EXCERPTED DATA Block Start
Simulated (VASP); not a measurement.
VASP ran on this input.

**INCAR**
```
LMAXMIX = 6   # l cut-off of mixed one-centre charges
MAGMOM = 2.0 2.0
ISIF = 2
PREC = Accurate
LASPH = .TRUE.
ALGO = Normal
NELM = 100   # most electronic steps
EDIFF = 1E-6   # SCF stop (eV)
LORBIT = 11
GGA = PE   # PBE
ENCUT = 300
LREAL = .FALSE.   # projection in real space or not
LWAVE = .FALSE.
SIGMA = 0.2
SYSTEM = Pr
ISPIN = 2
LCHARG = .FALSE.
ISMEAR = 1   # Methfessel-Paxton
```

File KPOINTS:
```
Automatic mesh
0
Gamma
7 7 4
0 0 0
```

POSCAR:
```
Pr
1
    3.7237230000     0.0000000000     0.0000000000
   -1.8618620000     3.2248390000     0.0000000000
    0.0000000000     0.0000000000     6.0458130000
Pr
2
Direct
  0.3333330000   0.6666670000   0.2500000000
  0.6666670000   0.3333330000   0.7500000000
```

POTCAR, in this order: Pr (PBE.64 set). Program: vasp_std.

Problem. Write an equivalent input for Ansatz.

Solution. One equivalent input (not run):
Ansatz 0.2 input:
EXCERPTED DATA Block End

- **TASK ITEM**
Give back, word for word, only the lines above from the line holding "POTCAR, in this" to the line holding "Solution. One equivalent", both included.

- **TASK RESULT**
POTCAR, in this order: Pr (PBE.64 set). Program: vasp_std.

Problem. Write an equivalent input for Ansatz.

Solution. One equivalent input (not run):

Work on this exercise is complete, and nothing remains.